## Dataset extract
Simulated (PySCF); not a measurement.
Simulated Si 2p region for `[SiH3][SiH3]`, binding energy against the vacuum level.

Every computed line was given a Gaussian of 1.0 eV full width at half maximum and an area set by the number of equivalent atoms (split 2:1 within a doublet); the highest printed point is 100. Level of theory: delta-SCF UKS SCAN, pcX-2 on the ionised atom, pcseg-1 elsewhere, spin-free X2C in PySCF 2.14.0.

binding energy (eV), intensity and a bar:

## Task item
Reproduce all of the records precisely. No word may differ.

## Expected answer
Simulated (PySCF); not a measurement.
Simulated Si 2p region for `[SiH3][SiH3]`, binding energy against the vacuum level.

Every computed line was given a Gaussian of 1.0 eV full width at half maximum and an area set by the number of equivalent atoms (split 2:1 within a doublet); the highest printed point is 100. Level of theory: delta-SCF UKS SCAN, pcX-2 on the ionised atom, pcseg-1 elsewhere, spin-free X2C in PySCF 2.14.0.

binding energy (eV), intensity and a bar:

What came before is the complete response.